*INFORMATION SUPPLIED*
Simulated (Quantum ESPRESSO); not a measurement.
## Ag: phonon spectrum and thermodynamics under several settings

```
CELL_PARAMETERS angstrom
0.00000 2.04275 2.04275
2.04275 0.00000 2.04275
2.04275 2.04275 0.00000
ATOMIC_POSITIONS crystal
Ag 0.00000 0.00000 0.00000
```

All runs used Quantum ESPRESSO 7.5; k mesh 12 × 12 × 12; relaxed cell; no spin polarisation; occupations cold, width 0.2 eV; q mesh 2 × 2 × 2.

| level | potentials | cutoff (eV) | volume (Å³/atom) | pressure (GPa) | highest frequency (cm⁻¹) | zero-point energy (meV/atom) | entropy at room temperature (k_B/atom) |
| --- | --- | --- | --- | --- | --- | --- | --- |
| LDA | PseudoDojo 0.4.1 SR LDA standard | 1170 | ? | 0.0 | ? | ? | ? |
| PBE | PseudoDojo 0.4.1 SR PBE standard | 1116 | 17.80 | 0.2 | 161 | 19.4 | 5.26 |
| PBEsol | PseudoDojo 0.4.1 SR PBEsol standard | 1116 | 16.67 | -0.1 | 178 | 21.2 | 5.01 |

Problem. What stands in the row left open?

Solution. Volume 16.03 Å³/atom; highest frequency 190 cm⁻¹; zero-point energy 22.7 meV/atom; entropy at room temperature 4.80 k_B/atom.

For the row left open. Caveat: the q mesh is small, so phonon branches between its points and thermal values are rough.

*WORK ORDER*
If a line falls between the first line of the records and the line containing "Problem. What stands in the row left open?", inclusive, repeat it exactly; leave out all others.

*EXPECTED ANSWER*
Simulated (Quantum ESPRESSO); not a measurement.
## Ag: phonon spectrum and thermodynamics under several settings

```
CELL_PARAMETERS angstrom
0.00000 2.04275 2.04275
2.04275 0.00000 2.04275
2.04275 2.04275 0.00000
ATOMIC_POSITIONS crystal
Ag 0.00000 0.00000 0.00000
```

All runs used Quantum ESPRESSO 7.5; k mesh 12 × 12 × 12; relaxed cell; no spin polarisation; occupations cold, width 0.2 eV; q mesh 2 × 2 × 2.

| level | potentials | cutoff (eV) | volume (Å³/atom) | pressure (GPa) | highest frequency (cm⁻¹) | zero-point energy (meV/atom) | entropy at room temperature (k_B/atom) |
| --- | --- | --- | --- | --- | --- | --- | --- |
| LDA | PseudoDojo 0.4.1 SR LDA standard | 1170 | ? | 0.0 | ? | ? | ? |
| PBE | PseudoDojo 0.4.1 SR PBE standard | 1116 | 17.80 | 0.2 | 161 | 19.4 | 5.26 |
| PBEsol | PseudoDojo 0.4.1 SR PBEsol standard | 1116 | 16.67 | -0.1 | 178 | 21.2 | 5.01 |

Problem. What stands in the row left open?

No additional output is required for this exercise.